#### Data records:
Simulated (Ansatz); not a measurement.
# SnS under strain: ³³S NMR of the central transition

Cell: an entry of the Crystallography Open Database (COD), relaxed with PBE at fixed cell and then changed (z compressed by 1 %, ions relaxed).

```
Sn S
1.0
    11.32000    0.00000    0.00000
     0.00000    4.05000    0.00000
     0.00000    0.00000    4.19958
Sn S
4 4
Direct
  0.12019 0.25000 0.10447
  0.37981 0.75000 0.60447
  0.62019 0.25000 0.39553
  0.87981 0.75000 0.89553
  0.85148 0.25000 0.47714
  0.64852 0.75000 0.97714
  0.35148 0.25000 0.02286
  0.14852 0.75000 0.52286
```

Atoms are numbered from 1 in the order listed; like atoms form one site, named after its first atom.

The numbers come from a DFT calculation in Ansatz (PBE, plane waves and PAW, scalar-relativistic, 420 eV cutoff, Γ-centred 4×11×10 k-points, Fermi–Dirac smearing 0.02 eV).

#### Work order:
Every entry needs to be copied again exactly.

#### Exercise answer:
Simulated (Ansatz); not a measurement.
# SnS under strain: ³³S NMR of the central transition

Cell: an entry of the Crystallography Open Database (COD), relaxed with PBE at fixed cell and then changed (z compressed by 1 %, ions relaxed).

```
Sn S
1.0
    11.32000    0.00000    0.00000
     0.00000    4.05000    0.00000
     0.00000    0.00000    4.19958
Sn S
4 4
Direct
  0.12019 0.25000 0.10447
  0.37981 0.75000 0.60447
  0.62019 0.25000 0.39553
  0.87981 0.75000 0.89553
  0.85148 0.25000 0.47714
  0.64852 0.75000 0.97714
  0.35148 0.25000 0.02286
  0.14852 0.75000 0.52286
```

Atoms are numbered from 1 in the order listed; like atoms form one site, named after its first atom.

The numbers come from a DFT calculation in Ansatz (PBE, plane waves and PAW, scalar-relativistic, 420 eV cutoff, Γ-centred 4×11×10 k-points, Fermi–Dirac smearing 0.02 eV).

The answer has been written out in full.